(Extracted information Opens)

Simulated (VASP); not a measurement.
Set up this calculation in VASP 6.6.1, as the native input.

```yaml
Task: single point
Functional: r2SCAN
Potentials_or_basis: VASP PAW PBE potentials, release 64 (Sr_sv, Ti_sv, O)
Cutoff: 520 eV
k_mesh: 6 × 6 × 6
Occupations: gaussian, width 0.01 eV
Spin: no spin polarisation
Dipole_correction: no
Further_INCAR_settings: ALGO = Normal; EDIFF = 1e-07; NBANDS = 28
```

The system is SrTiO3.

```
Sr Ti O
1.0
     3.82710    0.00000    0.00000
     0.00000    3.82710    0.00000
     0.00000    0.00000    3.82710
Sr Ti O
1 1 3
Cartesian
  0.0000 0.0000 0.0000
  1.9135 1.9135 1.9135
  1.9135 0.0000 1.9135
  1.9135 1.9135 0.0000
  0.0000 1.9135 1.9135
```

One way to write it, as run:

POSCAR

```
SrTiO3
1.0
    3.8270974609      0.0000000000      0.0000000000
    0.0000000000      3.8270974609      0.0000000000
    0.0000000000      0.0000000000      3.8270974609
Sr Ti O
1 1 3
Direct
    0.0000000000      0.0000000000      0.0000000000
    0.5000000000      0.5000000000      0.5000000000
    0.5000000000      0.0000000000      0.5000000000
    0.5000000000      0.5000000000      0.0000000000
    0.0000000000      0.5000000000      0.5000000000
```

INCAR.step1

(Extracted information Closes)

Brief
Output each entry once again, exactly as shown above.

Answer area
Simulated (VASP); not a measurement.
Set up this calculation in VASP 6.6.1, as the native input.

```yaml
Task: single point
Functional: r2SCAN
Potentials_or_basis: VASP PAW PBE potentials, release 64 (Sr_sv, Ti_sv, O)
Cutoff: 520 eV
k_mesh: 6 × 6 × 6
Occupations: gaussian, width 0.01 eV
Spin: no spin polarisation
Dipole_correction: no
Further_INCAR_settings: ALGO = Normal; EDIFF = 1e-07; NBANDS = 28
```

The system is SrTiO3.

```
Sr Ti O
1.0
     3.82710    0.00000    0.00000
     0.00000    3.82710    0.00000
     0.00000    0.00000    3.82710
Sr Ti O
1 1 3
Cartesian
  0.0000 0.0000 0.0000
  1.9135 1.9135 1.9135
  1.9135 0.0000 1.9135
  1.9135 1.9135 0.0000
  0.0000 1.9135 1.9135
```

One way to write it, as run:

POSCAR

```
SrTiO3
1.0
    3.8270974609      0.0000000000      0.0000000000
    0.0000000000      3.8270974609      0.0000000000
    0.0000000000      0.0000000000      3.8270974609
Sr Ti O
1 1 3
Direct
    0.0000000000      0.0000000000      0.0000000000
    0.5000000000      0.5000000000      0.5000000000
    0.5000000000      0.0000000000      0.5000000000
    0.5000000000      0.5000000000      0.0000000000
    0.0000000000      0.5000000000      0.5000000000
```

INCAR.step1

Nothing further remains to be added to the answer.